§ **Assigned task**
Copy each of the following entries back without change.

§ **Information supplied**
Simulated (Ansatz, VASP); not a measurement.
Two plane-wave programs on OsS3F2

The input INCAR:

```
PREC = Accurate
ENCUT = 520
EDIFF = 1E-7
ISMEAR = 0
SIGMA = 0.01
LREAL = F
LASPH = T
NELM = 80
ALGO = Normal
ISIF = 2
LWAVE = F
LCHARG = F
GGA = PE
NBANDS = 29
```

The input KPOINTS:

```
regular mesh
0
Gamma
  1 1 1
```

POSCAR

§ **Result**
Simulated (Ansatz, VASP); not a measurement.
Two plane-wave programs on OsS3F2

The input INCAR:

```
PREC = Accurate
ENCUT = 520
EDIFF = 1E-7
ISMEAR = 0
SIGMA = 0.01
LREAL = F
LASPH = T
NELM = 80
ALGO = Normal
ISIF = 2
LWAVE = F
LCHARG = F
GGA = PE
NBANDS = 29
```

The input KPOINTS:

```
regular mesh
0
Gamma
  1 1 1
```

POSCAR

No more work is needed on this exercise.